What appears from the first line of the data below through the line containing "A k mesh can", both included, should be copied exactly, and nothing else.

=== Begin Enclosure ===
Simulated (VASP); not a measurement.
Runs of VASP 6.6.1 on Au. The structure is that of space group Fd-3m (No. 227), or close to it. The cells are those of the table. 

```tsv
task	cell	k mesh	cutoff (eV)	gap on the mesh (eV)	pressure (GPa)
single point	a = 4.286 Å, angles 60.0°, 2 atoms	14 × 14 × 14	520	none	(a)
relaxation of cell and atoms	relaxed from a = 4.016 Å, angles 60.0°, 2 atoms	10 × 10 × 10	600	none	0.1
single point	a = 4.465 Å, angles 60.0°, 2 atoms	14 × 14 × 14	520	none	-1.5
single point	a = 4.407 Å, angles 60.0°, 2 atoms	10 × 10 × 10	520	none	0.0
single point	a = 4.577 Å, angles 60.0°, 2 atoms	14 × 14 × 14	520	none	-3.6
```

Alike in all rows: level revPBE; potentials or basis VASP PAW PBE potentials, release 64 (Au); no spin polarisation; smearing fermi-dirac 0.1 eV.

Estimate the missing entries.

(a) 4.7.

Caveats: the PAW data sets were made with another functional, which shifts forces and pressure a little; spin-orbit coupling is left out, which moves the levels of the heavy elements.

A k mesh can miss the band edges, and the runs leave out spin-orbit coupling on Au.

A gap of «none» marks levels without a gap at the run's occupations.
=== End Enclosure ===

:: SOLUTION ::
Simulated (VASP); not a measurement.
Runs of VASP 6.6.1 on Au. The structure is that of space group Fd-3m (No. 227), or close to it. The cells are those of the table. 

```tsv
task	cell	k mesh	cutoff (eV)	gap on the mesh (eV)	pressure (GPa)
single point	a = 4.286 Å, angles 60.0°, 2 atoms	14 × 14 × 14	520	none	(a)
relaxation of cell and atoms	relaxed from a = 4.016 Å, angles 60.0°, 2 atoms	10 × 10 × 10	600	none	0.1
single point	a = 4.465 Å, angles 60.0°, 2 atoms	14 × 14 × 14	520	none	-1.5
single point	a = 4.407 Å, angles 60.0°, 2 atoms	10 × 10 × 10	520	none	0.0
single point	a = 4.577 Å, angles 60.0°, 2 atoms	14 × 14 × 14	520	none	-3.6
```

Alike in all rows: level revPBE; potentials or basis VASP PAW PBE potentials, release 64 (Au); no spin polarisation; smearing fermi-dirac 0.1 eV.

Estimate the missing entries.

(a) 4.7.

Caveats: the PAW data sets were made with another functional, which shifts forces and pressure a little; spin-orbit coupling is left out, which moves the levels of the heavy elements.

A k mesh can miss the band edges, and the runs leave out spin-orbit coupling on Au.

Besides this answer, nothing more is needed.